§ **Records provided**:
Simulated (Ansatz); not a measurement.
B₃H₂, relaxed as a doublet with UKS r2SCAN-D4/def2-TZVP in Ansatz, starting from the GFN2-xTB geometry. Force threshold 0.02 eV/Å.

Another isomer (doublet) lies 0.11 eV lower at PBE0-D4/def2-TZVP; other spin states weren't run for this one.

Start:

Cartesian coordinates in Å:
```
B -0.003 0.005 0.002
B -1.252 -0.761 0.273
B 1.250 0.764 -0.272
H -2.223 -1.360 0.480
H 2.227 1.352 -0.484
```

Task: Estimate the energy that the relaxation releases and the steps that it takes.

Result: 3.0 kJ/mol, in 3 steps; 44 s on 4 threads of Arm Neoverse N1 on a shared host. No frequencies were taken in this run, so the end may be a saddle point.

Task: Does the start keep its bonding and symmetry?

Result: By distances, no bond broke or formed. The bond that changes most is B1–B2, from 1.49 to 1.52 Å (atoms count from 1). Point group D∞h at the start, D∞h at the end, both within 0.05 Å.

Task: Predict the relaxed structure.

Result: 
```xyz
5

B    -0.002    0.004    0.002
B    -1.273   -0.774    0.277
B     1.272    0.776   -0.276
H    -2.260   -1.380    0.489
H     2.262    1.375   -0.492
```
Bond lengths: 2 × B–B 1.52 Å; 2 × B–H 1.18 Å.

§ **Work order**: Print out the full listing above, word for word.

§ **Exercise solution**:
Simulated (Ansatz); not a measurement.
B₃H₂, relaxed as a doublet with UKS r2SCAN-D4/def2-TZVP in Ansatz, starting from the GFN2-xTB geometry. Force threshold 0.02 eV/Å.

Another isomer (doublet) lies 0.11 eV lower at PBE0-D4/def2-TZVP; other spin states weren't run for this one.

Start:

Cartesian coordinates in Å:
```
B -0.003 0.005 0.002
B -1.252 -0.761 0.273
B 1.250 0.764 -0.272
H -2.223 -1.360 0.480
H 2.227 1.352 -0.484
```

Task: Estimate the energy that the relaxation releases and the steps that it takes.

Result: 3.0 kJ/mol, in 3 steps; 44 s on 4 threads of Arm Neoverse N1 on a shared host. No frequencies were taken in this run, so the end may be a saddle point.

Task: Does the start keep its bonding and symmetry?

Result: By distances, no bond broke or formed. The bond that changes most is B1–B2, from 1.49 to 1.52 Å (atoms count from 1). Point group D∞h at the start, D∞h at the end, both within 0.05 Å.

Task: Predict the relaxed structure.

Result: 
```xyz
5

B    -0.002    0.004    0.002
B    -1.273   -0.774    0.277
B     1.272    0.776   -0.276
H    -2.260   -1.380    0.489
H     2.262    1.375   -0.492
```
Bond lengths: 2 × B–B 1.52 Å; 2 × B–H 1.18 Å.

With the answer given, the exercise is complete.